(PROVIDED RECORDS)
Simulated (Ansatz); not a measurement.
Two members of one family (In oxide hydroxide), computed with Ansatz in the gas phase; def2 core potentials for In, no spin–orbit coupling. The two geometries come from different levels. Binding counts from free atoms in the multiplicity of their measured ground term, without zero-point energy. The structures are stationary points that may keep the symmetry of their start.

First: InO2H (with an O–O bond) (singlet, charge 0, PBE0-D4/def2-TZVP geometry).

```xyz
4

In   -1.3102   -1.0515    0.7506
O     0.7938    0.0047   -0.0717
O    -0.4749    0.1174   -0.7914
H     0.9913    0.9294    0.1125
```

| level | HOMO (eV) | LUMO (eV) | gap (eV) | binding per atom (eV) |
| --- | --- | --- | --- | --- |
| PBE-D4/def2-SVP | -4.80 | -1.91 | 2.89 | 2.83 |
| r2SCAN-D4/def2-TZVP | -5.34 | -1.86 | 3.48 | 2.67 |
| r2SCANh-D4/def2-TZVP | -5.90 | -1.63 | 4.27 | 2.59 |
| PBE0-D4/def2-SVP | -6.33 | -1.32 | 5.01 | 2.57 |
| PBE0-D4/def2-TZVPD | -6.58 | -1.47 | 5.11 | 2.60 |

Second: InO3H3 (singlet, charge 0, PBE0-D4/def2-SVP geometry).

(ASSIGNMENT)
Transcription of the entire listing, word for word, is required.

(YOUR RESPONSE)
Simulated (Ansatz); not a measurement.
Two members of one family (In oxide hydroxide), computed with Ansatz in the gas phase; def2 core potentials for In, no spin–orbit coupling. The two geometries come from different levels. Binding counts from free atoms in the multiplicity of their measured ground term, without zero-point energy. The structures are stationary points that may keep the symmetry of their start.

First: InO2H (with an O–O bond) (singlet, charge 0, PBE0-D4/def2-TZVP geometry).

```xyz
4

In   -1.3102   -1.0515    0.7506
O     0.7938    0.0047   -0.0717
O    -0.4749    0.1174   -0.7914
H     0.9913    0.9294    0.1125
```

| level | HOMO (eV) | LUMO (eV) | gap (eV) | binding per atom (eV) |
| --- | --- | --- | --- | --- |
| PBE-D4/def2-SVP | -4.80 | -1.91 | 2.89 | 2.83 |
| r2SCAN-D4/def2-TZVP | -5.34 | -1.86 | 3.48 | 2.67 |
| r2SCANh-D4/def2-TZVP | -5.90 | -1.63 | 4.27 | 2.59 |
| PBE0-D4/def2-SVP | -6.33 | -1.32 | 5.01 | 2.57 |
| PBE0-D4/def2-TZVPD | -6.58 | -1.47 | 5.11 | 2.60 |

Second: InO3H3 (singlet, charge 0, PBE0-D4/def2-SVP geometry).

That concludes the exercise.